* Work task:
Your answer must be an exact transcription of every entry.

* Dataset content:
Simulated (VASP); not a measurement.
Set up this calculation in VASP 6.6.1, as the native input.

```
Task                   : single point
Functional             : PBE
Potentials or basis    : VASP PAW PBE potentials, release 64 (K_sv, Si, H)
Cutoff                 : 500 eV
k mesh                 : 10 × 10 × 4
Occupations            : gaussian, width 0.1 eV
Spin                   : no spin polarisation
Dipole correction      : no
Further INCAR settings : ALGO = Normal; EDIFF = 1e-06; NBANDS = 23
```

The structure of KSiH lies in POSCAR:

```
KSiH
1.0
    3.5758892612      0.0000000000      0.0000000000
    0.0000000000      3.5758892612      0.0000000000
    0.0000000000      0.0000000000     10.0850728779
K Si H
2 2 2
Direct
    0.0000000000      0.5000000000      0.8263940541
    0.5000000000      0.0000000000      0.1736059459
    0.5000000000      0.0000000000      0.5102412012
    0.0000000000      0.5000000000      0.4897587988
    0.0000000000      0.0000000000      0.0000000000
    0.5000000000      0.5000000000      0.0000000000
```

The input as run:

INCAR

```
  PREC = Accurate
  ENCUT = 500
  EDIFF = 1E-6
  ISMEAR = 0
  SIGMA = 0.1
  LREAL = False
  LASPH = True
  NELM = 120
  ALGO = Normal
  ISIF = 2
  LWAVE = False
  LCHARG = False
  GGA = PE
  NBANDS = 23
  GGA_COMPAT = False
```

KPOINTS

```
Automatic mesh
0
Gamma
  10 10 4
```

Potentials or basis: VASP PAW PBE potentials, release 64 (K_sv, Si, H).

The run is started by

* Result:
Simulated (VASP); not a measurement.
Set up this calculation in VASP 6.6.1, as the native input.

```
Task                   : single point
Functional             : PBE
Potentials or basis    : VASP PAW PBE potentials, release 64 (K_sv, Si, H)
Cutoff                 : 500 eV
k mesh                 : 10 × 10 × 4
Occupations            : gaussian, width 0.1 eV
Spin                   : no spin polarisation
Dipole correction      : no
Further INCAR settings : ALGO = Normal; EDIFF = 1e-06; NBANDS = 23
```

The structure of KSiH lies in POSCAR:

```
KSiH
1.0
    3.5758892612      0.0000000000      0.0000000000
    0.0000000000      3.5758892612      0.0000000000
    0.0000000000      0.0000000000     10.0850728779
K Si H
2 2 2
Direct
    0.0000000000      0.5000000000      0.8263940541
    0.5000000000      0.0000000000      0.1736059459
    0.5000000000      0.0000000000      0.5102412012
    0.0000000000      0.5000000000      0.4897587988
    0.0000000000      0.0000000000      0.0000000000
    0.5000000000      0.5000000000      0.0000000000
```

The input as run:

INCAR

```
  PREC = Accurate
  ENCUT = 500
  EDIFF = 1E-6
  ISMEAR = 0
  SIGMA = 0.1
  LREAL = False
  LASPH = True
  NELM = 120
  ALGO = Normal
  ISIF = 2
  LWAVE = False
  LCHARG = False
  GGA = PE
  NBANDS = 23
  GGA_COMPAT = False
```

KPOINTS

```
Automatic mesh
0
Gamma
  10 10 4
```

Potentials or basis: VASP PAW PBE potentials, release 64 (K_sv, Si, H).

The run is started by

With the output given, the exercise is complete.